-- Extracted information follows --
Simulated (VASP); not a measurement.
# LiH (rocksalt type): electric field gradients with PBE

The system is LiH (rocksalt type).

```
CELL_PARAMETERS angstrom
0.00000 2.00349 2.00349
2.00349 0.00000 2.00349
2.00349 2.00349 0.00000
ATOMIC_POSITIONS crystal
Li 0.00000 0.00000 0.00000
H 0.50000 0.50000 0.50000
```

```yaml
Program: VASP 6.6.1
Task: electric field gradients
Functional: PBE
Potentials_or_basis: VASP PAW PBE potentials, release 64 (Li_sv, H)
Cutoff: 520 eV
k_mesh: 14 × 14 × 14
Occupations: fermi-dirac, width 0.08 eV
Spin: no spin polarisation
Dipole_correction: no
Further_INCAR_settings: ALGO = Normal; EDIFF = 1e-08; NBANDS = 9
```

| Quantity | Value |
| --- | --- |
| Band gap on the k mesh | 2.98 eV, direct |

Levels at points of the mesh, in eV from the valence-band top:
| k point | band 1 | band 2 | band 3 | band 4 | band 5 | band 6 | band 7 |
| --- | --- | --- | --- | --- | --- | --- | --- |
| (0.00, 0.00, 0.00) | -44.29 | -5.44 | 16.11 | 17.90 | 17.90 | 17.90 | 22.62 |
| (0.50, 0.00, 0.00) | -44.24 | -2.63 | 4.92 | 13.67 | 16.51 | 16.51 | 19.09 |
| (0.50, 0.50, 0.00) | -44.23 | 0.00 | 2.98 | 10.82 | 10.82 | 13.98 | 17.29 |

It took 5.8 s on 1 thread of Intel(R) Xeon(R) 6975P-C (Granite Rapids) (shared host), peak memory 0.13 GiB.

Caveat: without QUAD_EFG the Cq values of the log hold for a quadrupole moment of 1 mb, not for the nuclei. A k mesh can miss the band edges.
-- Extracted information concluded --

[Requirement]:
Set down, exactly as they stand above, the lines starting with the line with "17.90 | 22.62 |" and going on through the line with "It took 5.8", and no others.

[Task response]:
| (0.00, 0.00, 0.00) | -44.29 | -5.44 | 16.11 | 17.90 | 17.90 | 17.90 | 22.62 |
| (0.50, 0.00, 0.00) | -44.24 | -2.63 | 4.92 | 13.67 | 16.51 | 16.51 | 19.09 |
| (0.50, 0.50, 0.00) | -44.23 | 0.00 | 2.98 | 10.82 | 10.82 | 13.98 | 17.29 |

It took 5.8 s on 1 thread of Intel(R) Xeon(R) 6975P-C (Granite Rapids) (shared host), peak memory 0.13 GiB.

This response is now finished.